DATASET EXTRACT START

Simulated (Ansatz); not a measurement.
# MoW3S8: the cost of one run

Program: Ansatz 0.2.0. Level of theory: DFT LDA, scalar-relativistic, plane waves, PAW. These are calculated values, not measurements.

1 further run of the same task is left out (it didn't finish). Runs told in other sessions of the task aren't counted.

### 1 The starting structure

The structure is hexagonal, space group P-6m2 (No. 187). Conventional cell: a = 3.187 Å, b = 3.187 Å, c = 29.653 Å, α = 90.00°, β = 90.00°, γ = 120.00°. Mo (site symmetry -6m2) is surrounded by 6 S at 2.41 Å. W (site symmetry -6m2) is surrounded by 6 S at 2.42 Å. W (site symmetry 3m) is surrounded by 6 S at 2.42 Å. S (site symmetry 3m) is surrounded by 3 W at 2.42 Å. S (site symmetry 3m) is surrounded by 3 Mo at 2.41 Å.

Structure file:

DATASET EXTRACT END

# TASK ITEM
Emit the records above again, exactly, with no line skipped.

# RESPONSE AREA
Simulated (Ansatz); not a measurement.
# MoW3S8: the cost of one run

Program: Ansatz 0.2.0. Level of theory: DFT LDA, scalar-relativistic, plane waves, PAW. These are calculated values, not measurements.

1 further run of the same task is left out (it didn't finish). Runs told in other sessions of the task aren't counted.

### 1 The starting structure

The structure is hexagonal, space group P-6m2 (No. 187). Conventional cell: a = 3.187 Å, b = 3.187 Å, c = 29.653 Å, α = 90.00°, β = 90.00°, γ = 120.00°. Mo (site symmetry -6m2) is surrounded by 6 S at 2.41 Å. W (site symmetry -6m2) is surrounded by 6 S at 2.42 Å. W (site symmetry 3m) is surrounded by 6 S at 2.42 Å. S (site symmetry 3m) is surrounded by 3 W at 2.42 Å. S (site symmetry 3m) is surrounded by 3 Mo at 2.41 Å.

Structure file:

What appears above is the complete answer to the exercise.